### Stored data
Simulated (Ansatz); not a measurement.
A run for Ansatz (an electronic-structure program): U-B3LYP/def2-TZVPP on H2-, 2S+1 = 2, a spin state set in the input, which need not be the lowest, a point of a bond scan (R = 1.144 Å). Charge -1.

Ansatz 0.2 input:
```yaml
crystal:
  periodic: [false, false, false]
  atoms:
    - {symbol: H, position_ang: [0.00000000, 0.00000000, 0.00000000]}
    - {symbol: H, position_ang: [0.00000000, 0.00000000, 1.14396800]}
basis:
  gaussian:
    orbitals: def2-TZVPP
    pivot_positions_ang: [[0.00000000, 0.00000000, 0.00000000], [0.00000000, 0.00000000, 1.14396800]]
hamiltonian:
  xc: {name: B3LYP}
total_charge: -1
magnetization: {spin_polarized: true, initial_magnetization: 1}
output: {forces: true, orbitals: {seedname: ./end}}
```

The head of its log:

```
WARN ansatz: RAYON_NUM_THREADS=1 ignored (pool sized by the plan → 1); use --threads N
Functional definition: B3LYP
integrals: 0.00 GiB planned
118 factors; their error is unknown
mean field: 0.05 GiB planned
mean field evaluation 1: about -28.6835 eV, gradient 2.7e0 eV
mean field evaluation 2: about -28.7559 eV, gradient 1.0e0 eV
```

### Brief
Write out all records exactly, keeping every detail.

### Task result
Simulated (Ansatz); not a measurement.
A run for Ansatz (an electronic-structure program): U-B3LYP/def2-TZVPP on H2-, 2S+1 = 2, a spin state set in the input, which need not be the lowest, a point of a bond scan (R = 1.144 Å). Charge -1.

Ansatz 0.2 input:
```yaml
crystal:
  periodic: [false, false, false]
  atoms:
    - {symbol: H, position_ang: [0.00000000, 0.00000000, 0.00000000]}
    - {symbol: H, position_ang: [0.00000000, 0.00000000, 1.14396800]}
basis:
  gaussian:
    orbitals: def2-TZVPP
    pivot_positions_ang: [[0.00000000, 0.00000000, 0.00000000], [0.00000000, 0.00000000, 1.14396800]]
hamiltonian:
  xc: {name: B3LYP}
total_charge: -1
magnetization: {spin_polarized: true, initial_magnetization: 1}
output: {forces: true, orbitals: {seedname: ./end}}
```

The head of its log:

```
WARN ansatz: RAYON_NUM_THREADS=1 ignored (pool sized by the plan → 1); use --threads N
Functional definition: B3LYP
integrals: 0.00 GiB planned
118 factors; their error is unknown
mean field: 0.05 GiB planned
mean field evaluation 1: about -28.6835 eV, gradient 2.7e0 eV
mean field evaluation 2: about -28.7559 eV, gradient 1.0e0 eV
```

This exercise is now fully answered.